________________________________________

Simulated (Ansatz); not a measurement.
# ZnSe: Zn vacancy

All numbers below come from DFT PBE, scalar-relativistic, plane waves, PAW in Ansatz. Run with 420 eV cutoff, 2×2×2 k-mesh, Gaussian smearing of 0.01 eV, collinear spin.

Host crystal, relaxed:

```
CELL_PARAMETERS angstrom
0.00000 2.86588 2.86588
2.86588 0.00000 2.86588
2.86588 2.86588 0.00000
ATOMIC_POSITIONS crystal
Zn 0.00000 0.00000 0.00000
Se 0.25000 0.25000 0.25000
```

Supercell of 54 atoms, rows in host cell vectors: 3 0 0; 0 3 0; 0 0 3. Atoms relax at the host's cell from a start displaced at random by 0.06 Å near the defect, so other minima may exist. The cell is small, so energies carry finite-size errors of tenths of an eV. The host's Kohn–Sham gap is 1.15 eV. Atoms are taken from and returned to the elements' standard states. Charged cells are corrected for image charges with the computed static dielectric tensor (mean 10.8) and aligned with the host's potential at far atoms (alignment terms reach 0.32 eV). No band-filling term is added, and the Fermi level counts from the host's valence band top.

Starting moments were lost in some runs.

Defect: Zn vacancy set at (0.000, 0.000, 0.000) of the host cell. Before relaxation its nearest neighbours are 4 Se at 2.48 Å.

________________________________________

— Requirement —
Restate word for word the entries above from the line with "All numbers below" through the line with "Starting moments were lost in some runs.", inclusive, leaving out everything else.

— Written solution —
All numbers below come from DFT PBE, scalar-relativistic, plane waves, PAW in Ansatz. Run with 420 eV cutoff, 2×2×2 k-mesh, Gaussian smearing of 0.01 eV, collinear spin.

Host crystal, relaxed:

```
CELL_PARAMETERS angstrom
0.00000 2.86588 2.86588
2.86588 0.00000 2.86588
2.86588 2.86588 0.00000
ATOMIC_POSITIONS crystal
Zn 0.00000 0.00000 0.00000
Se 0.25000 0.25000 0.25000
```

Supercell of 54 atoms, rows in host cell vectors: 3 0 0; 0 3 0; 0 0 3. Atoms relax at the host's cell from a start displaced at random by 0.06 Å near the defect, so other minima may exist. The cell is small, so energies carry finite-size errors of tenths of an eV. The host's Kohn–Sham gap is 1.15 eV. Atoms are taken from and returned to the elements' standard states. Charged cells are corrected for image charges with the computed static dielectric tensor (mean 10.8) and aligned with the host's potential at far atoms (alignment terms reach 0.32 eV). No band-filling term is added, and the Fermi level counts from the host's valence band top.

Starting moments were lost in some runs.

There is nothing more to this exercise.